→ Activity:
Each line of the data should be duplicated precisely.

BEGIN Dataset entries
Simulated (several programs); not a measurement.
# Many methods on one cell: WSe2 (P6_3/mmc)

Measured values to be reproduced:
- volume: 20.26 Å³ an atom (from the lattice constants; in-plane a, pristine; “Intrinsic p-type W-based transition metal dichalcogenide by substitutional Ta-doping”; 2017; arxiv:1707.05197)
END Dataset entries

→ Answer section:
Simulated (several programs); not a measurement.
# Many methods on one cell: WSe2 (P6_3/mmc)

Measured values to be reproduced:
- volume: 20.26 Å³ an atom (from the lattice constants; in-plane a, pristine; “Intrinsic p-type W-based transition metal dichalcogenide by substitutional Ta-doping”; 2017; arxiv:1707.05197)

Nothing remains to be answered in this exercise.